### PROVIDED MATERIAL

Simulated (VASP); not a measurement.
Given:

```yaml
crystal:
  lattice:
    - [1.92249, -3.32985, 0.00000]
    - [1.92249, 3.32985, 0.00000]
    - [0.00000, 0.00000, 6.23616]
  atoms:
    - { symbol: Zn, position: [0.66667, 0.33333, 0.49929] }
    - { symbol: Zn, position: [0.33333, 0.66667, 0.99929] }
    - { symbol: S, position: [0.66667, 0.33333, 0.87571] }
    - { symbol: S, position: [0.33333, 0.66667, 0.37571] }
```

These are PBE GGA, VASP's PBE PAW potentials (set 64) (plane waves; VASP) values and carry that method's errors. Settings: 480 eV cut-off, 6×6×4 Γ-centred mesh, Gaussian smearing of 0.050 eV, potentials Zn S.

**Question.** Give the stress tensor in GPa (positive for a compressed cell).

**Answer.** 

######

Send back every entry precisely as given.

Simulated (VASP); not a measurement.
Given:

```yaml
crystal:
  lattice:
    - [1.92249, -3.32985, 0.00000]
    - [1.92249, 3.32985, 0.00000]
    - [0.00000, 0.00000, 6.23616]
  atoms:
    - { symbol: Zn, position: [0.66667, 0.33333, 0.49929] }
    - { symbol: Zn, position: [0.33333, 0.66667, 0.99929] }
    - { symbol: S, position: [0.66667, 0.33333, 0.87571] }
    - { symbol: S, position: [0.33333, 0.66667, 0.37571] }
```

These are PBE GGA, VASP's PBE PAW potentials (set 64) (plane waves; VASP) values and carry that method's errors. Settings: 480 eV cut-off, 6×6×4 Γ-centred mesh, Gaussian smearing of 0.050 eV, potentials Zn S.

**Question.** Give the stress tensor in GPa (positive for a compressed cell).

**Answer.** 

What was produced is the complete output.